→ Brief
Exactly the lines from the first line of the listing through the line containing "Level of theory: Kohn-Sham" should appear in the output, unchanged.

::::::
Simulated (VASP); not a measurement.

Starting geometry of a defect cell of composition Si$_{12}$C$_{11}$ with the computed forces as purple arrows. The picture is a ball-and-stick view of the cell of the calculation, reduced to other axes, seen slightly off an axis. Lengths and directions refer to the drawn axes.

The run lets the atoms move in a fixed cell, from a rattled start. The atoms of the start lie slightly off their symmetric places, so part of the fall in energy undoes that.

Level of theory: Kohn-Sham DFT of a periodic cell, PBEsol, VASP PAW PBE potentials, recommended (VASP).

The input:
::::::

→ Written reply
Simulated (VASP); not a measurement.

Starting geometry of a defect cell of composition Si$_{12}$C$_{11}$ with the computed forces as purple arrows. The picture is a ball-and-stick view of the cell of the calculation, reduced to other axes, seen slightly off an axis. Lengths and directions refer to the drawn axes.

The run lets the atoms move in a fixed cell, from a rattled start. The atoms of the start lie slightly off their symmetric places, so part of the fall in energy undoes that.

Level of theory: Kohn-Sham DFT of a periodic cell, PBEsol, VASP PAW PBE potentials, recommended (VASP).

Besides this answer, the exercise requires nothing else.